Assigned task: Return the lines from the start of the data through the line with "Task: Give the". Include both of those lines and no others.

[Data excerpts — start]

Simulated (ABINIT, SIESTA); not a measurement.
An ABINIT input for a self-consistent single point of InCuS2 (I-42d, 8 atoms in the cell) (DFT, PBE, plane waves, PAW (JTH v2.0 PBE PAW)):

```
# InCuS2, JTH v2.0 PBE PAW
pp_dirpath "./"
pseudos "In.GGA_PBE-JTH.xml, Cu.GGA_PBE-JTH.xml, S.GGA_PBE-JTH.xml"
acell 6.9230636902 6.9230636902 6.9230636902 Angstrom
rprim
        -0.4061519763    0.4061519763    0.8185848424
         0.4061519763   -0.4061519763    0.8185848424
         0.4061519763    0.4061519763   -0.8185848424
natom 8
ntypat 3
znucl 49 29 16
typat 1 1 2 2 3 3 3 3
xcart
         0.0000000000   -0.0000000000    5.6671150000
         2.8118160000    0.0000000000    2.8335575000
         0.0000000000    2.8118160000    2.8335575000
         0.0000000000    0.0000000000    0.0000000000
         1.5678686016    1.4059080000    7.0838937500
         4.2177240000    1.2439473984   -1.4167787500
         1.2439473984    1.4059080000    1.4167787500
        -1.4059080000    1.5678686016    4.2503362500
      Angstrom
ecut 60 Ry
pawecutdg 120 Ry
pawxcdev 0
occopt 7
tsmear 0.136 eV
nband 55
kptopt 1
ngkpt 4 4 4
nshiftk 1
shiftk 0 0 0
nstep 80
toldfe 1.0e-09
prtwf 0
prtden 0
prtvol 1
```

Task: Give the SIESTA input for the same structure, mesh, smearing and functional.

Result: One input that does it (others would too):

[Data excerpts — finish]

Task solution:
Simulated (ABINIT, SIESTA); not a measurement.
An ABINIT input for a self-consistent single point of InCuS2 (I-42d, 8 atoms in the cell) (DFT, PBE, plane waves, PAW (JTH v2.0 PBE PAW)):

```
# InCuS2, JTH v2.0 PBE PAW
pp_dirpath "./"
pseudos "In.GGA_PBE-JTH.xml, Cu.GGA_PBE-JTH.xml, S.GGA_PBE-JTH.xml"
acell 6.9230636902 6.9230636902 6.9230636902 Angstrom
rprim
        -0.4061519763    0.4061519763    0.8185848424
         0.4061519763   -0.4061519763    0.8185848424
         0.4061519763    0.4061519763   -0.8185848424
natom 8
ntypat 3
znucl 49 29 16
typat 1 1 2 2 3 3 3 3
xcart
         0.0000000000   -0.0000000000    5.6671150000
         2.8118160000    0.0000000000    2.8335575000
         0.0000000000    2.8118160000    2.8335575000
         0.0000000000    0.0000000000    0.0000000000
         1.5678686016    1.4059080000    7.0838937500
         4.2177240000    1.2439473984   -1.4167787500
         1.2439473984    1.4059080000    1.4167787500
        -1.4059080000    1.5678686016    4.2503362500
      Angstrom
ecut 60 Ry
pawecutdg 120 Ry
pawxcdev 0
occopt 7
tsmear 0.136 eV
nband 55
kptopt 1
ngkpt 4 4 4
nshiftk 1
shiftk 0 0 0
nstep 80
toldfe 1.0e-09
prtwf 0
prtden 0
prtvol 1
```

Task: Give the SIESTA input for the same structure, mesh, smearing and functional.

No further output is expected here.